Information:
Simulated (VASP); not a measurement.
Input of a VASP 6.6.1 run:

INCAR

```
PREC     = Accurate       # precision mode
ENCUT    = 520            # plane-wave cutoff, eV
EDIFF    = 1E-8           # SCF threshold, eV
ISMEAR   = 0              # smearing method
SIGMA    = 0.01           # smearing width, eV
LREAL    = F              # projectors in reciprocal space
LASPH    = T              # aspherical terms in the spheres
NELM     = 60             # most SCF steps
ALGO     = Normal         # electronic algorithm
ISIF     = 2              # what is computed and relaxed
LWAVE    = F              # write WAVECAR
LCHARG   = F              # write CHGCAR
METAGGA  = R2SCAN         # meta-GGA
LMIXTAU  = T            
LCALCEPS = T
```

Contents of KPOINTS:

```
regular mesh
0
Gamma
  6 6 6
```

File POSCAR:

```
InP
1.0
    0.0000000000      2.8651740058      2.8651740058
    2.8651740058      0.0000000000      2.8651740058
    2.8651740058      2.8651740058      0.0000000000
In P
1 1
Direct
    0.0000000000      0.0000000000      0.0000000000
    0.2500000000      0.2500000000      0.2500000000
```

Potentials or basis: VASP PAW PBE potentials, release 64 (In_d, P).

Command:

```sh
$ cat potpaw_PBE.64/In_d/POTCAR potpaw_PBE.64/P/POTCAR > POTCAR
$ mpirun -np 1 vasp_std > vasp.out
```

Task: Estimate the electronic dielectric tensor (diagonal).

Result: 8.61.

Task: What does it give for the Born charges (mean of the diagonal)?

Assigned task: The reply should hold only the lines from the beginning of the listing to the line with "Result: 8.61.", both ends included, unchanged.

Answer area:
Simulated (VASP); not a measurement.
Input of a VASP 6.6.1 run:

INCAR

```
PREC     = Accurate       # precision mode
ENCUT    = 520            # plane-wave cutoff, eV
EDIFF    = 1E-8           # SCF threshold, eV
ISMEAR   = 0              # smearing method
SIGMA    = 0.01           # smearing width, eV
LREAL    = F              # projectors in reciprocal space
LASPH    = T              # aspherical terms in the spheres
NELM     = 60             # most SCF steps
ALGO     = Normal         # electronic algorithm
ISIF     = 2              # what is computed and relaxed
LWAVE    = F              # write WAVECAR
LCHARG   = F              # write CHGCAR
METAGGA  = R2SCAN         # meta-GGA
LMIXTAU  = T            
LCALCEPS = T
```

Contents of KPOINTS:

```
regular mesh
0
Gamma
  6 6 6
```

File POSCAR:

```
InP
1.0
    0.0000000000      2.8651740058      2.8651740058
    2.8651740058      0.0000000000      2.8651740058
    2.8651740058      2.8651740058      0.0000000000
In P
1 1
Direct
    0.0000000000      0.0000000000      0.0000000000
    0.2500000000      0.2500000000      0.2500000000
```

Potentials or basis: VASP PAW PBE potentials, release 64 (In_d, P).

Command:

```sh
$ cat potpaw_PBE.64/In_d/POTCAR potpaw_PBE.64/P/POTCAR > POTCAR
$ mpirun -np 1 vasp_std > vasp.out
```

Task: Estimate the electronic dielectric tensor (diagonal).

Result: 8.61.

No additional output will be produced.